● **Provided records**
━━━

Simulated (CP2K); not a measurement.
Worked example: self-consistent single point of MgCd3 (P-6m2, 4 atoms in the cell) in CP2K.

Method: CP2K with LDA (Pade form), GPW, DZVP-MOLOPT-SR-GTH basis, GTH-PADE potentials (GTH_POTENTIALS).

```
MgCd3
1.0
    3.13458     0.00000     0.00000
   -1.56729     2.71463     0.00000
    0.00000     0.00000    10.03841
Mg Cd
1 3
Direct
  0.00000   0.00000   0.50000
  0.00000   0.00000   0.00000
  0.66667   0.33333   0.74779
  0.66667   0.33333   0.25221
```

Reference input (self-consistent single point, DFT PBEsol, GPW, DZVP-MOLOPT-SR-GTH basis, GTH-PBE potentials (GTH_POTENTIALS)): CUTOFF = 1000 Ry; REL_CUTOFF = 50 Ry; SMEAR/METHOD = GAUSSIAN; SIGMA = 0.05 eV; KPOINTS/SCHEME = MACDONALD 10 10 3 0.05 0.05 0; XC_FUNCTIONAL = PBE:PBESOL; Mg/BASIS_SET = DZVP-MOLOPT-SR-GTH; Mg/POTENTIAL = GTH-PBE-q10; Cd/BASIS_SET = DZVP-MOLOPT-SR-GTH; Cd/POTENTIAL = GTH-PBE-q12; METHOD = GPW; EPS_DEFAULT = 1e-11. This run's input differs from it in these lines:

━━━

● **Work task**
After reading the data above, print it all again exactly.

● **Task solution**
Simulated (CP2K); not a measurement.
Worked example: self-consistent single point of MgCd3 (P-6m2, 4 atoms in the cell) in CP2K.

Method: CP2K with LDA (Pade form), GPW, DZVP-MOLOPT-SR-GTH basis, GTH-PADE potentials (GTH_POTENTIALS).

```
MgCd3
1.0
    3.13458     0.00000     0.00000
   -1.56729     2.71463     0.00000
    0.00000     0.00000    10.03841
Mg Cd
1 3
Direct
  0.00000   0.00000   0.50000
  0.00000   0.00000   0.00000
  0.66667   0.33333   0.74779
  0.66667   0.33333   0.25221
```

Reference input (self-consistent single point, DFT PBEsol, GPW, DZVP-MOLOPT-SR-GTH basis, GTH-PBE potentials (GTH_POTENTIALS)): CUTOFF = 1000 Ry; REL_CUTOFF = 50 Ry; SMEAR/METHOD = GAUSSIAN; SIGMA = 0.05 eV; KPOINTS/SCHEME = MACDONALD 10 10 3 0.05 0.05 0; XC_FUNCTIONAL = PBE:PBESOL; Mg/BASIS_SET = DZVP-MOLOPT-SR-GTH; Mg/POTENTIAL = GTH-PBE-q10; Cd/BASIS_SET = DZVP-MOLOPT-SR-GTH; Cd/POTENTIAL = GTH-PBE-q12; METHOD = GPW; EPS_DEFAULT = 1e-11. This run's input differs from it in these lines:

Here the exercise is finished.